[Opening Data to examine section]

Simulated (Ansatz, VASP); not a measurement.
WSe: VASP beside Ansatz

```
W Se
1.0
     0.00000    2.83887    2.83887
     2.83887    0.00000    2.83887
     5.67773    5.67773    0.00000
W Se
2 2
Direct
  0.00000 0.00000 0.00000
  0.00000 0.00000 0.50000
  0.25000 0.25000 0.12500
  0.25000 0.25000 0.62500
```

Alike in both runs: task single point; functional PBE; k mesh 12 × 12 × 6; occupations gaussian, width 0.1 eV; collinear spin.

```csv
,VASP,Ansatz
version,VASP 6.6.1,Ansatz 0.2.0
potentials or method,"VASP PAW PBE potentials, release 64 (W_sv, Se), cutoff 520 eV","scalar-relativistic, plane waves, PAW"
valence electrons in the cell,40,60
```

[Closing Data to examine section]

Work item:
Write the data above out again in full, exactly.

Written solution:
Simulated (Ansatz, VASP); not a measurement.
WSe: VASP beside Ansatz

```
W Se
1.0
     0.00000    2.83887    2.83887
     2.83887    0.00000    2.83887
     5.67773    5.67773    0.00000
W Se
2 2
Direct
  0.00000 0.00000 0.00000
  0.00000 0.00000 0.50000
  0.25000 0.25000 0.12500
  0.25000 0.25000 0.62500
```

Alike in both runs: task single point; functional PBE; k mesh 12 × 12 × 6; occupations gaussian, width 0.1 eV; collinear spin.

```csv
,VASP,Ansatz
version,VASP 6.6.1,Ansatz 0.2.0
potentials or method,"VASP PAW PBE potentials, release 64 (W_sv, Se), cutoff 520 eV","scalar-relativistic, plane waves, PAW"
valence electrons in the cell,40,60
```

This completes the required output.